▸ **Required action**:
Your output should be the lines of the data that follow, reproduced exactly from the first through the line bearing "One table from".

________

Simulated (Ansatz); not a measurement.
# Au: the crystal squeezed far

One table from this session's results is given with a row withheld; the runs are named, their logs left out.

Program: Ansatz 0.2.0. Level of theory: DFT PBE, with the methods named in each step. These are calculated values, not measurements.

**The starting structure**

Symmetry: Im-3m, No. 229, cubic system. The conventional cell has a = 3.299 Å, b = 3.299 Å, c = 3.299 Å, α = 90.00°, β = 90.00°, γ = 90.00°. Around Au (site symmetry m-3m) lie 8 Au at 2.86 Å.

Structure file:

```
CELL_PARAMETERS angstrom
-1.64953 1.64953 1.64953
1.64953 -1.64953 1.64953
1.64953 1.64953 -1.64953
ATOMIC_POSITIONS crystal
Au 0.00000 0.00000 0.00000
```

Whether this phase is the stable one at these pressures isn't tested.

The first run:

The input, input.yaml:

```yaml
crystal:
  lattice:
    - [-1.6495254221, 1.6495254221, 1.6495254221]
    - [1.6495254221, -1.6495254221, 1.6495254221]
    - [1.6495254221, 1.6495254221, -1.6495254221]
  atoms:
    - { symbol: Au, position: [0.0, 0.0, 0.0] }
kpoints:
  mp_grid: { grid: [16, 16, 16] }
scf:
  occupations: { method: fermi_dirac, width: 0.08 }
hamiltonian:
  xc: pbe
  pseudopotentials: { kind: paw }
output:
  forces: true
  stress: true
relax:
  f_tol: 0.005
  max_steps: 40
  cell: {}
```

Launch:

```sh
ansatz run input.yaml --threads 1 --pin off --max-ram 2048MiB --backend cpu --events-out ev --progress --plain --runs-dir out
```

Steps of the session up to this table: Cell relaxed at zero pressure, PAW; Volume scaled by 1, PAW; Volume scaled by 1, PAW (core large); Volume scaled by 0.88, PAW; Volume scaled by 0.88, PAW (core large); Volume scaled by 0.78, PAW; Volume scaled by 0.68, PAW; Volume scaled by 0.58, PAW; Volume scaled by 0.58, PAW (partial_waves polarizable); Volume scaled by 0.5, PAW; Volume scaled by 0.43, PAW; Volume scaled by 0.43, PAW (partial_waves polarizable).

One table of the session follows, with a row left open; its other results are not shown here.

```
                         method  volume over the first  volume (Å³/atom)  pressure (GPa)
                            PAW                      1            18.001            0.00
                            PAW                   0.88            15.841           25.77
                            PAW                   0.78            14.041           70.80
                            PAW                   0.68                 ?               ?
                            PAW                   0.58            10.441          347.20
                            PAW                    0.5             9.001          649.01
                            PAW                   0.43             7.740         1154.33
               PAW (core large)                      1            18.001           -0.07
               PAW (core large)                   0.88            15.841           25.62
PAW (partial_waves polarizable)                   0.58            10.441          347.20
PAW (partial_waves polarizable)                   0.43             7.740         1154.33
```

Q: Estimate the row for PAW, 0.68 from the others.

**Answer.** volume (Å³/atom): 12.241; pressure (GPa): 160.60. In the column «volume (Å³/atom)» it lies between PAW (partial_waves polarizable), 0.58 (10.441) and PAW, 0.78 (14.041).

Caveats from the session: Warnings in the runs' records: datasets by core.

________

▸ **Problem solution**:
Simulated (Ansatz); not a measurement.
# Au: the crystal squeezed far

One table from this session's results is given with a row withheld; the runs are named, their logs left out.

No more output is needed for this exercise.